= = =

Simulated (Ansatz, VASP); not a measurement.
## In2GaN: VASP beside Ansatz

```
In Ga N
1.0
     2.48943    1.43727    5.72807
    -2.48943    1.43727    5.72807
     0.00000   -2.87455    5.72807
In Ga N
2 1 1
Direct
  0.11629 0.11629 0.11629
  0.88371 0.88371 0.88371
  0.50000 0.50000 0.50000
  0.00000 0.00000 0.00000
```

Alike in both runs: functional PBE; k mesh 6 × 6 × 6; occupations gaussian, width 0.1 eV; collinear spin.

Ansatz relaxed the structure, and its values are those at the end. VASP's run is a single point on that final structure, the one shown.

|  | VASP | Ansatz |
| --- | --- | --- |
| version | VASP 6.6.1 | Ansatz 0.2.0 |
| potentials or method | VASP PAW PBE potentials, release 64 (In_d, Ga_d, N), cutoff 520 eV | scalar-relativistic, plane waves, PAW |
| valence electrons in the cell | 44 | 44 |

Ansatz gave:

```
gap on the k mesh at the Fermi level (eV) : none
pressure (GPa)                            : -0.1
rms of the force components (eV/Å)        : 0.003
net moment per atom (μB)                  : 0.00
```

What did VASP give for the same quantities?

= = =

## ASSIGNMENT
Transcribe all of the material exactly. Omit nothing.

## EXERCISE RESULT
Simulated (Ansatz, VASP); not a measurement.
## In2GaN: VASP beside Ansatz

```
In Ga N
1.0
     2.48943    1.43727    5.72807
    -2.48943    1.43727    5.72807
     0.00000   -2.87455    5.72807
In Ga N
2 1 1
Direct
  0.11629 0.11629 0.11629
  0.88371 0.88371 0.88371
  0.50000 0.50000 0.50000
  0.00000 0.00000 0.00000
```

Alike in both runs: functional PBE; k mesh 6 × 6 × 6; occupations gaussian, width 0.1 eV; collinear spin.

Ansatz relaxed the structure, and its values are those at the end. VASP's run is a single point on that final structure, the one shown.

|  | VASP | Ansatz |
| --- | --- | --- |
| version | VASP 6.6.1 | Ansatz 0.2.0 |
| potentials or method | VASP PAW PBE potentials, release 64 (In_d, Ga_d, N), cutoff 520 eV | scalar-relativistic, plane waves, PAW |
| valence electrons in the cell | 44 | 44 |

Ansatz gave:

```
gap on the k mesh at the Fermi level (eV) : none
pressure (GPa)                            : -0.1
rms of the force components (eV/Å)        : 0.003
net moment per atom (μB)                  : 0.00
```

What did VASP give for the same quantities?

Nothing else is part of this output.